** Opening DATASET ENTRIES block **

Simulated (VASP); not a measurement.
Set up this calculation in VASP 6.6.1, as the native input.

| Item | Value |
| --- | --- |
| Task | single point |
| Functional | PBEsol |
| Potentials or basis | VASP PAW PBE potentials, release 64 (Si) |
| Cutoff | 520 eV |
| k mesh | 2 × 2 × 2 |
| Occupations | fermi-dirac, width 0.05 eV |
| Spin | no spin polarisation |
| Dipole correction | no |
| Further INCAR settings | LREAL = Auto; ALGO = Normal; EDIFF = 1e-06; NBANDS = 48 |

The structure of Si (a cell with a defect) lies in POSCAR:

** Closing DATASET ENTRIES block **

## REQUIREMENT:
The response should consist of all the entries, copied without any alteration.

## EXERCISE RESPONSE:
Simulated (VASP); not a measurement.
Set up this calculation in VASP 6.6.1, as the native input.

| Item | Value |
| --- | --- |
| Task | single point |
| Functional | PBEsol |
| Potentials or basis | VASP PAW PBE potentials, release 64 (Si) |
| Cutoff | 520 eV |
| k mesh | 2 × 2 × 2 |
| Occupations | fermi-dirac, width 0.05 eV |
| Spin | no spin polarisation |
| Dipole correction | no |
| Further INCAR settings | LREAL = Auto; ALGO = Normal; EDIFF = 1e-06; NBANDS = 48 |

The structure of Si (a cell with a defect) lies in POSCAR:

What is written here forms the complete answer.